**Exercise:**
Each record below must be written out exactly as given.

**Provided data:**
=-=-=

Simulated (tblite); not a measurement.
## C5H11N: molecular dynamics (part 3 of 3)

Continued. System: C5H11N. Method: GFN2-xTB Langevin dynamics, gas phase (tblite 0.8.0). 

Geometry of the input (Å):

=-=-=

**Your response:**
Simulated (tblite); not a measurement.
## C5H11N: molecular dynamics (part 3 of 3)

Continued. System: C5H11N. Method: GFN2-xTB Langevin dynamics, gas phase (tblite 0.8.0). 

Geometry of the input (Å):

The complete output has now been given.